EXTRACTED RECORDS
::::

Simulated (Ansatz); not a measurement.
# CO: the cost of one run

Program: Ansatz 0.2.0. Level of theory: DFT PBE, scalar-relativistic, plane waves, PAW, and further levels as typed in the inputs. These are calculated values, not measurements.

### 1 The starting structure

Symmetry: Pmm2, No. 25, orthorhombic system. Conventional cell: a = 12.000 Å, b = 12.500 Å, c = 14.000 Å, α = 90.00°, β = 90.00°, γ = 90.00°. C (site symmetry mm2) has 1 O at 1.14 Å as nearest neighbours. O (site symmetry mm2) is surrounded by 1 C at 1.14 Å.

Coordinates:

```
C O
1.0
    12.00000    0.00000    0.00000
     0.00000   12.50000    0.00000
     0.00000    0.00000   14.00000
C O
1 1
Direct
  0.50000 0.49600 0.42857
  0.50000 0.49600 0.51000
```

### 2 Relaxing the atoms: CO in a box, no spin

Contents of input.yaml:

::::

ASSIGNMENT
When copying the data above, please keep exactly the lines from its first line through the line with "### 1 The starting structure", both ends included, and drop the rest.

EXERCISE OUTPUT
Simulated (Ansatz); not a measurement.
# CO: the cost of one run

Program: Ansatz 0.2.0. Level of theory: DFT PBE, scalar-relativistic, plane waves, PAW, and further levels as typed in the inputs. These are calculated values, not measurements.

### 1 The starting structure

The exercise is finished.